■ **Assigned task**
You are asked to write out the entries exactly as they are given.

■ **Extracted data**
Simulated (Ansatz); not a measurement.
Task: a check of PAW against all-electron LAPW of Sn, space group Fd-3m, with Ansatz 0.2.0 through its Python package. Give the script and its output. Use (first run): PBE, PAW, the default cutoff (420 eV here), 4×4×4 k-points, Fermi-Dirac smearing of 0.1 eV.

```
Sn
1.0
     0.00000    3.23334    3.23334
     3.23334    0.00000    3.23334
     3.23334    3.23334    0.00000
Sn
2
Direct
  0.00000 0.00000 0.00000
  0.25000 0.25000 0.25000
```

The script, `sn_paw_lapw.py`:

■ **Written reply**
Simulated (Ansatz); not a measurement.
Task: a check of PAW against all-electron LAPW of Sn, space group Fd-3m, with Ansatz 0.2.0 through its Python package. Give the script and its output. Use (first run): PBE, PAW, the default cutoff (420 eV here), 4×4×4 k-points, Fermi-Dirac smearing of 0.1 eV.

```
Sn
1.0
     0.00000    3.23334    3.23334
     3.23334    0.00000    3.23334
     3.23334    3.23334    0.00000
Sn
2
Direct
  0.00000 0.00000 0.00000
  0.25000 0.25000 0.25000
```

The script, `sn_paw_lapw.py`:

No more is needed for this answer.